+++ Data extracts

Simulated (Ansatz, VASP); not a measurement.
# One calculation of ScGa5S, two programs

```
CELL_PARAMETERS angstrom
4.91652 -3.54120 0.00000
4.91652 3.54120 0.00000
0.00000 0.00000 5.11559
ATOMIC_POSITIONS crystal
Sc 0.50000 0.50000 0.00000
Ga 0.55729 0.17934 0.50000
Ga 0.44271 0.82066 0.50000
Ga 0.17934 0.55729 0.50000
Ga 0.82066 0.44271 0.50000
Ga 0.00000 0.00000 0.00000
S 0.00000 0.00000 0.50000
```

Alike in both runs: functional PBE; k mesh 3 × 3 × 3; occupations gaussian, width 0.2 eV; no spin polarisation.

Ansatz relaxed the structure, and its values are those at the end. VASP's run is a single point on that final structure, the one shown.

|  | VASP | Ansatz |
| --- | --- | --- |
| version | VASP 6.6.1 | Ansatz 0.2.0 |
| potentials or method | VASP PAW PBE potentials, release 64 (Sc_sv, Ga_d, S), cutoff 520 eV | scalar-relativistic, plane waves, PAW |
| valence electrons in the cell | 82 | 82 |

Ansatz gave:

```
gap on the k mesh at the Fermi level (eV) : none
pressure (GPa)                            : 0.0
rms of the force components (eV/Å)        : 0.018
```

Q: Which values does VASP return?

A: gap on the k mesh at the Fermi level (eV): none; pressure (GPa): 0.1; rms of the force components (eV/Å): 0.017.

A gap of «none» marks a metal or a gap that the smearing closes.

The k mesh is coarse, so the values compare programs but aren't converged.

++++++

Restate word for word only the lines running from the beginning of the data to the line holding "Alike in both", both included.

Simulated (Ansatz, VASP); not a measurement.
# One calculation of ScGa5S, two programs

```
CELL_PARAMETERS angstrom
4.91652 -3.54120 0.00000
4.91652 3.54120 0.00000
0.00000 0.00000 5.11559
ATOMIC_POSITIONS crystal
Sc 0.50000 0.50000 0.00000
Ga 0.55729 0.17934 0.50000
Ga 0.44271 0.82066 0.50000
Ga 0.17934 0.55729 0.50000
Ga 0.82066 0.44271 0.50000
Ga 0.00000 0.00000 0.00000
S 0.00000 0.00000 0.50000
```

Alike in both runs: functional PBE; k mesh 3 × 3 × 3; occupations gaussian, width 0.2 eV; no spin polarisation.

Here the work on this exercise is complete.